**** DATA EXCERPTS

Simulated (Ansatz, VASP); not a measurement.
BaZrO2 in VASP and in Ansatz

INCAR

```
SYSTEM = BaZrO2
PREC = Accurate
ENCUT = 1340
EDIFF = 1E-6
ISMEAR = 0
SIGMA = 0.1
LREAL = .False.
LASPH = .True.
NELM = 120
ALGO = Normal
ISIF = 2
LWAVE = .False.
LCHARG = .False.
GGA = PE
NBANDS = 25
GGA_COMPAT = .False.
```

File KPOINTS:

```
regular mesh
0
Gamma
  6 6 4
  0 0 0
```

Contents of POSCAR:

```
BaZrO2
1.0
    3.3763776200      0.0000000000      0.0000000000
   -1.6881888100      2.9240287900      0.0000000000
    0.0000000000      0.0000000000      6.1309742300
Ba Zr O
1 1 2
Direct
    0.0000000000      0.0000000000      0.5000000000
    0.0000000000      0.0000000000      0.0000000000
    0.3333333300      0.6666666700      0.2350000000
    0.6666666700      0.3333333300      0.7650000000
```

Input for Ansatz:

********

▶ [WORK ORDER]:
Would you set down all of the entries again, word for word?

▶ [YOUR RESPONSE]:
Simulated (Ansatz, VASP); not a measurement.
BaZrO2 in VASP and in Ansatz

INCAR

```
SYSTEM = BaZrO2
PREC = Accurate
ENCUT = 1340
EDIFF = 1E-6
ISMEAR = 0
SIGMA = 0.1
LREAL = .False.
LASPH = .True.
NELM = 120
ALGO = Normal
ISIF = 2
LWAVE = .False.
LCHARG = .False.
GGA = PE
NBANDS = 25
GGA_COMPAT = .False.
```

File KPOINTS:

```
regular mesh
0
Gamma
  6 6 4
  0 0 0
```

Contents of POSCAR:

```
BaZrO2
1.0
    3.3763776200      0.0000000000      0.0000000000
   -1.6881888100      2.9240287900      0.0000000000
    0.0000000000      0.0000000000      6.1309742300
Ba Zr O
1 1 2
Direct
    0.0000000000      0.0000000000      0.5000000000
    0.0000000000      0.0000000000      0.0000000000
    0.3333333300      0.6666666700      0.2350000000
    0.6666666700      0.3333333300      0.7650000000
```

Input for Ansatz:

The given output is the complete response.